***** SOURCE DATA

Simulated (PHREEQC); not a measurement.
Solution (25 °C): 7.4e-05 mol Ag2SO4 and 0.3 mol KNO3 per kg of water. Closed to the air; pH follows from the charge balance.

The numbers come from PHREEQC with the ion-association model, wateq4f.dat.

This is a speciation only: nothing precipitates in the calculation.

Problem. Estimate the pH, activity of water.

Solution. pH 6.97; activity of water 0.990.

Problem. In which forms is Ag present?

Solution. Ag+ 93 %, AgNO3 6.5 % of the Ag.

**********

→ **EXERCISE**:
From the entries above, extract only the lines running from the one containing "The numbers come" through the one containing "Problem. In which forms is Ag present?", inclusive.

→ **RESPONSE**:
The numbers come from PHREEQC with the ion-association model, wateq4f.dat.

This is a speciation only: nothing precipitates in the calculation.

Problem. Estimate the pH, activity of water.

Solution. pH 6.97; activity of water 0.990.

Problem. In which forms is Ag present?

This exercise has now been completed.